Repeat verbatim, and only, the lines of the data below, beginning at the line that contains "a periodic image.*" and stopping after the line that contains "of the input).*".

━━━━━━━━━━━━━━━━━━━━━━━━━━━━━━

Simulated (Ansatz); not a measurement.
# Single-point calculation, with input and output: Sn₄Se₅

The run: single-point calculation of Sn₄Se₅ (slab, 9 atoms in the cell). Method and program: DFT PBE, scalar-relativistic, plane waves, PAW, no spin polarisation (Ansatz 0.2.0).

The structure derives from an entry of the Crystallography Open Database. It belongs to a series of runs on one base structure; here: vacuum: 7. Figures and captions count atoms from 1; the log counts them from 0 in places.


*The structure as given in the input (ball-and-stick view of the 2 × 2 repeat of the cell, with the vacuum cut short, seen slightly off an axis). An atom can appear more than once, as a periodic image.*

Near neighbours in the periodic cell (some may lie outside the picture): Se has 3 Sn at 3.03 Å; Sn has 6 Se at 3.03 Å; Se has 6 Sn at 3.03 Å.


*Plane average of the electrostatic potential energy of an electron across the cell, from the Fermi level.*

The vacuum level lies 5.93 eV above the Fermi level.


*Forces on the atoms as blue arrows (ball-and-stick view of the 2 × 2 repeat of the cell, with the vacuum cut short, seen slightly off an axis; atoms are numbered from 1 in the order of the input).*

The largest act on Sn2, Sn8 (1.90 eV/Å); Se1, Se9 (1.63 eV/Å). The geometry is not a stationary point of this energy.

━━━━━━━━━━━━━━━━━━━━━━━━━━━━━━

## ANSWER AREA
*The structure as given in the input (ball-and-stick view of the 2 × 2 repeat of the cell, with the vacuum cut short, seen slightly off an axis). An atom can appear more than once, as a periodic image.*

Near neighbours in the periodic cell (some may lie outside the picture): Se has 3 Sn at 3.03 Å; Sn has 6 Se at 3.03 Å; Se has 6 Sn at 3.03 Å.


*Plane average of the electrostatic potential energy of an electron across the cell, from the Fermi level.*

The vacuum level lies 5.93 eV above the Fermi level.


*Forces on the atoms as blue arrows (ball-and-stick view of the 2 × 2 repeat of the cell, with the vacuum cut short, seen slightly off an axis; atoms are numbered from 1 in the order of the input).*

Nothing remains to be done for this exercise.